• **Dataset**
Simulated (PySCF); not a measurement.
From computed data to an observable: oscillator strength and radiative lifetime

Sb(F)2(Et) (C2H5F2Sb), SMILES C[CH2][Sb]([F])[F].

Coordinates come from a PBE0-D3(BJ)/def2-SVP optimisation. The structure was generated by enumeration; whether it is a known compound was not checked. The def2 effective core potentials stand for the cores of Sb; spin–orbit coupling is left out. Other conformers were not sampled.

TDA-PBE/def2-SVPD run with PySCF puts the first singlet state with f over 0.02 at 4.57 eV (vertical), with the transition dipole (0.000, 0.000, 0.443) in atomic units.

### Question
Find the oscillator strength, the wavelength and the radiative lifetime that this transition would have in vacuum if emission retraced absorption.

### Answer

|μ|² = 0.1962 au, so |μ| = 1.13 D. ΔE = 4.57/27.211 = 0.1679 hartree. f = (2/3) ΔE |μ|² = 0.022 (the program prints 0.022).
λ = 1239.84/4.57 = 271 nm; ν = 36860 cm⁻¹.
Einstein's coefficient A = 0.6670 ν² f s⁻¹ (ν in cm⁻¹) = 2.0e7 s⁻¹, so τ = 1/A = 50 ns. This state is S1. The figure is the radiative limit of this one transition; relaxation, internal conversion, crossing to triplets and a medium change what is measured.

• **Work task**
Lines from the beginning of the data above through the line containing "Coordinates come from" are to be returned exactly, and no others.

• **Written response**
Simulated (PySCF); not a measurement.
From computed data to an observable: oscillator strength and radiative lifetime

Sb(F)2(Et) (C2H5F2Sb), SMILES C[CH2][Sb]([F])[F].

Coordinates come from a PBE0-D3(BJ)/def2-SVP optimisation. The structure was generated by enumeration; whether it is a known compound was not checked. The def2 effective core potentials stand for the cores of Sb; spin–orbit coupling is left out. Other conformers were not sampled.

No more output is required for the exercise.